====== DATASET ENTRIES

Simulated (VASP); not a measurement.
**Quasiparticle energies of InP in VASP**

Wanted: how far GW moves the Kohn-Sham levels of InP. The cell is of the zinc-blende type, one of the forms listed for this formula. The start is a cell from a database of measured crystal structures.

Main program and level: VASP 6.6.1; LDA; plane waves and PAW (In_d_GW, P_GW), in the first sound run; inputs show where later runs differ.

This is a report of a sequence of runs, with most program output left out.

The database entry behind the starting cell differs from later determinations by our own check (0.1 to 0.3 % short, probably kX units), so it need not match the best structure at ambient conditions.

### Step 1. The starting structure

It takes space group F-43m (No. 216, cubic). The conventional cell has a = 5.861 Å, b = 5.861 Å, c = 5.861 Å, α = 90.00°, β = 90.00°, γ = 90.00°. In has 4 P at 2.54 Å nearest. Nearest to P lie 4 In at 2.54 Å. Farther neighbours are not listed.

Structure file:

============

Could you write out all of the entries precisely as they stand?

### RESULT:
Simulated (VASP); not a measurement.
**Quasiparticle energies of InP in VASP**

Wanted: how far GW moves the Kohn-Sham levels of InP. The cell is of the zinc-blende type, one of the forms listed for this formula. The start is a cell from a database of measured crystal structures.

Main program and level: VASP 6.6.1; LDA; plane waves and PAW (In_d_GW, P_GW), in the first sound run; inputs show where later runs differ.

This is a report of a sequence of runs, with most program output left out.

The database entry behind the starting cell differs from later determinations by our own check (0.1 to 0.3 % short, probably kX units), so it need not match the best structure at ambient conditions.

### Step 1. The starting structure

It takes space group F-43m (No. 216, cubic). The conventional cell has a = 5.861 Å, b = 5.861 Å, c = 5.861 Å, α = 90.00°, β = 90.00°, γ = 90.00°. In has 4 P at 2.54 Å nearest. Nearest to P lie 4 In at 2.54 Å. Farther neighbours are not listed.

Structure file:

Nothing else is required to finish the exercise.